+++ Record excerpts +++

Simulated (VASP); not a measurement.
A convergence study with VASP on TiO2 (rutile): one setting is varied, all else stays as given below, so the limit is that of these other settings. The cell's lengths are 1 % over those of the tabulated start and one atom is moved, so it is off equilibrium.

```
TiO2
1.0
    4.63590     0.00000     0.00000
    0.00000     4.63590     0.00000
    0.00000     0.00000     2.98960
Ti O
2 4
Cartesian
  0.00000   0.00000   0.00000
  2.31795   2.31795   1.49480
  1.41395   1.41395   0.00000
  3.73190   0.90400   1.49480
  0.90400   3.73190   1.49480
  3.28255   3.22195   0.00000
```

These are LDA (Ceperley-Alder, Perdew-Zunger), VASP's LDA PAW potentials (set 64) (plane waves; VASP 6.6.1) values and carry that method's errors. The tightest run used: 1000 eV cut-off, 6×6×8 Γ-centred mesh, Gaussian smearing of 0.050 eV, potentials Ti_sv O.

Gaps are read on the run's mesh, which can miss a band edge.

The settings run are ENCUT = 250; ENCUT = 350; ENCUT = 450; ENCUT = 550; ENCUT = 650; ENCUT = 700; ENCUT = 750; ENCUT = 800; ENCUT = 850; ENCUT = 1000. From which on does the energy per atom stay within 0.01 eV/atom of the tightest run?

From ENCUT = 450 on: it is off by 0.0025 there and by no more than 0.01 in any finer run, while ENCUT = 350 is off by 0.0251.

+++

Required action:
The exact wording of every entry above should be written out again.

Exercise response:
Simulated (VASP); not a measurement.
A convergence study with VASP on TiO2 (rutile): one setting is varied, all else stays as given below, so the limit is that of these other settings. The cell's lengths are 1 % over those of the tabulated start and one atom is moved, so it is off equilibrium.

```
TiO2
1.0
    4.63590     0.00000     0.00000
    0.00000     4.63590     0.00000
    0.00000     0.00000     2.98960
Ti O
2 4
Cartesian
  0.00000   0.00000   0.00000
  2.31795   2.31795   1.49480
  1.41395   1.41395   0.00000
  3.73190   0.90400   1.49480
  0.90400   3.73190   1.49480
  3.28255   3.22195   0.00000
```

These are LDA (Ceperley-Alder, Perdew-Zunger), VASP's LDA PAW potentials (set 64) (plane waves; VASP 6.6.1) values and carry that method's errors. The tightest run used: 1000 eV cut-off, 6×6×8 Γ-centred mesh, Gaussian smearing of 0.050 eV, potentials Ti_sv O.

Gaps are read on the run's mesh, which can miss a band edge.

The settings run are ENCUT = 250; ENCUT = 350; ENCUT = 450; ENCUT = 550; ENCUT = 650; ENCUT = 700; ENCUT = 750; ENCUT = 800; ENCUT = 850; ENCUT = 1000. From which on does the energy per atom stay within 0.01 eV/atom of the tightest run?

From ENCUT = 450 on: it is off by 0.0025 there and by no more than 0.01 in any finer run, while ENCUT = 350 is off by 0.0251.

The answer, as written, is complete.